Required action
Set down exactly the lines of the listing below, please, beginning with the first and ending with the line that holds "Method: LDA (PZ), GBRV".

Given information
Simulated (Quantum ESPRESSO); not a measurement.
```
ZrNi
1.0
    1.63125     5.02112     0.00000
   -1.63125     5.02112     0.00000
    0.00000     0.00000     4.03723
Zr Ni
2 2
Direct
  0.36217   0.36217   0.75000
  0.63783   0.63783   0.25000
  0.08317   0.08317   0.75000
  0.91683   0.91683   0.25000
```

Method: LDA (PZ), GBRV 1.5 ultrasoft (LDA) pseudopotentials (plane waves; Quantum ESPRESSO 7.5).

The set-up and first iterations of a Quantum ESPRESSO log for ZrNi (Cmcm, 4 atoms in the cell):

Written reply
Simulated (Quantum ESPRESSO); not a measurement.
```
ZrNi
1.0
    1.63125     5.02112     0.00000
   -1.63125     5.02112     0.00000
    0.00000     0.00000     4.03723
Zr Ni
2 2
Direct
  0.36217   0.36217   0.75000
  0.63783   0.63783   0.25000
  0.08317   0.08317   0.75000
  0.91683   0.91683   0.25000
```

Method: LDA (PZ), GBRV 1.5 ultrasoft (LDA) pseudopotentials (plane waves; Quantum ESPRESSO 7.5).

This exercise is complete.